# WORK ITEM
Print out every entry that follows, exactly as written.

# GIVEN INFORMATION
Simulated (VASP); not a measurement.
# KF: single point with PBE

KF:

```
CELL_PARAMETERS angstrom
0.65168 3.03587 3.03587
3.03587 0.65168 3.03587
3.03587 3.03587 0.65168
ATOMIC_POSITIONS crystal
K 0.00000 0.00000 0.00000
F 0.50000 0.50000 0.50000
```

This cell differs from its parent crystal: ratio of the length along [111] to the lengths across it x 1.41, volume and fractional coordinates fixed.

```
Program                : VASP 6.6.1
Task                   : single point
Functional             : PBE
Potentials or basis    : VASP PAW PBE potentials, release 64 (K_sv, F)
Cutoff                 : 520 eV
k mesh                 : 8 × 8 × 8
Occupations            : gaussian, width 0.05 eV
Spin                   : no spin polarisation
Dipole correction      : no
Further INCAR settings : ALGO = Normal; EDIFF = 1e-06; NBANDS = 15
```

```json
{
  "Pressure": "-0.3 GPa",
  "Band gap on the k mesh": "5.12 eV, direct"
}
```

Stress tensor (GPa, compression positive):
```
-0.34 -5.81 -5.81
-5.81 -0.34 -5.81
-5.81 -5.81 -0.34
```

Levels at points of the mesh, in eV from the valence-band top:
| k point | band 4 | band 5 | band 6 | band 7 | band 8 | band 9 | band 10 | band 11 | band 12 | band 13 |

# RESULT
Simulated (VASP); not a measurement.
# KF: single point with PBE

KF:

```
CELL_PARAMETERS angstrom
0.65168 3.03587 3.03587
3.03587 0.65168 3.03587
3.03587 3.03587 0.65168
ATOMIC_POSITIONS crystal
K 0.00000 0.00000 0.00000
F 0.50000 0.50000 0.50000
```

This cell differs from its parent crystal: ratio of the length along [111] to the lengths across it x 1.41, volume and fractional coordinates fixed.

```
Program                : VASP 6.6.1
Task                   : single point
Functional             : PBE
Potentials or basis    : VASP PAW PBE potentials, release 64 (K_sv, F)
Cutoff                 : 520 eV
k mesh                 : 8 × 8 × 8
Occupations            : gaussian, width 0.05 eV
Spin                   : no spin polarisation
Dipole correction      : no
Further INCAR settings : ALGO = Normal; EDIFF = 1e-06; NBANDS = 15
```

```json
{
  "Pressure": "-0.3 GPa",
  "Band gap on the k mesh": "5.12 eV, direct"
}
```

Stress tensor (GPa, compression positive):
```
-0.34 -5.81 -5.81
-5.81 -0.34 -5.81
-5.81 -5.81 -0.34
```

Levels at points of the mesh, in eV from the valence-band top:
| k point | band 4 | band 5 | band 6 | band 7 | band 8 | band 9 | band 10 | band 11 | band 12 | band 13 |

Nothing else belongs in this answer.